Extracted entries:
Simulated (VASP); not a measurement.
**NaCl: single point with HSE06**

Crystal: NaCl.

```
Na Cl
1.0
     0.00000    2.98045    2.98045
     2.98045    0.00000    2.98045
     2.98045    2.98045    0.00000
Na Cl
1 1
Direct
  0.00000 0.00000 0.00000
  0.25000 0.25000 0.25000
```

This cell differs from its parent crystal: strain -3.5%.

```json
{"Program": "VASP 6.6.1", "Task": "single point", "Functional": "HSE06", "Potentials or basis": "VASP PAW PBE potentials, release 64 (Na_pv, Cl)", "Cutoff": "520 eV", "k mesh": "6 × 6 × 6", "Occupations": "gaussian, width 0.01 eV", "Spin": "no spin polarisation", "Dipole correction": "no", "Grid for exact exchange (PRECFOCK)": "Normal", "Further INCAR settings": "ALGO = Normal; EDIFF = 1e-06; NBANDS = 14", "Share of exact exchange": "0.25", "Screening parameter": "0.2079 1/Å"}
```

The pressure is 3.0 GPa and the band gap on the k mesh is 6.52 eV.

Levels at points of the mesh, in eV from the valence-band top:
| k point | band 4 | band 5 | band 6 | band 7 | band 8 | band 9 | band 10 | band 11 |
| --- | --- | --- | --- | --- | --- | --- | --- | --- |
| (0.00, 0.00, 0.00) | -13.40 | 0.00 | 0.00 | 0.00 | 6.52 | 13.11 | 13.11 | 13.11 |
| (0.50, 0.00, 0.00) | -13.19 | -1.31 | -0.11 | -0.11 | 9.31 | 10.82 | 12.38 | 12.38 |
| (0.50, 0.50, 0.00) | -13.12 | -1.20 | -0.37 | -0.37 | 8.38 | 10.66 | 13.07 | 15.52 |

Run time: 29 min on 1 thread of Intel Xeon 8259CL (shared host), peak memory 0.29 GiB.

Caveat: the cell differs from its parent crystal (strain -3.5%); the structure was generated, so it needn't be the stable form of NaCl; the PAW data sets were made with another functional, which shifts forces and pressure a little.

Assignment: As listed above, the lines from the line with "Levels at points" to the line with "Run time: 29" are to be echoed exactly, with both ends included and nothing added.

Your solution:
Levels at points of the mesh, in eV from the valence-band top:
| k point | band 4 | band 5 | band 6 | band 7 | band 8 | band 9 | band 10 | band 11 |
| --- | --- | --- | --- | --- | --- | --- | --- | --- |
| (0.00, 0.00, 0.00) | -13.40 | 0.00 | 0.00 | 0.00 | 6.52 | 13.11 | 13.11 | 13.11 |
| (0.50, 0.00, 0.00) | -13.19 | -1.31 | -0.11 | -0.11 | 9.31 | 10.82 | 12.38 | 12.38 |
| (0.50, 0.50, 0.00) | -13.12 | -1.20 | -0.37 | -0.37 | 8.38 | 10.66 | 13.07 | 15.52 |

Run time: 29 min on 1 thread of Intel Xeon 8259CL (shared host), peak memory 0.29 GiB.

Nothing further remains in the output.